* [Work request] Return the entire listing exactly, leaving nothing out.

* [Information given]
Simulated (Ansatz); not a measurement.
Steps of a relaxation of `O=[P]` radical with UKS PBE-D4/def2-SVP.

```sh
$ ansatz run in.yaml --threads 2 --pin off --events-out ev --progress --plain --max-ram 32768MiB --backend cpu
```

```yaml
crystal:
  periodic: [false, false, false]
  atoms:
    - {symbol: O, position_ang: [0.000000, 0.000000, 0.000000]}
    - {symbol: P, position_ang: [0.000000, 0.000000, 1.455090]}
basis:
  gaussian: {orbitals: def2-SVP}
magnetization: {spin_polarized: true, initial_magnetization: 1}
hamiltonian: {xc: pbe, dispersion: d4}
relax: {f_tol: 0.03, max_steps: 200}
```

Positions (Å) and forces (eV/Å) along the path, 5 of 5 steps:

* [Response]
Simulated (Ansatz); not a measurement.
Steps of a relaxation of `O=[P]` radical with UKS PBE-D4/def2-SVP.

```sh
$ ansatz run in.yaml --threads 2 --pin off --events-out ev --progress --plain --max-ram 32768MiB --backend cpu
```

```yaml
crystal:
  periodic: [false, false, false]
  atoms:
    - {symbol: O, position_ang: [0.000000, 0.000000, 0.000000]}
    - {symbol: P, position_ang: [0.000000, 0.000000, 1.455090]}
basis:
  gaussian: {orbitals: def2-SVP}
magnetization: {spin_polarized: true, initial_magnetization: 1}
hamiltonian: {xc: pbe, dispersion: d4}
relax: {f_tol: 0.03, max_steps: 200}
```

Positions (Å) and forces (eV/Å) along the path, 5 of 5 steps:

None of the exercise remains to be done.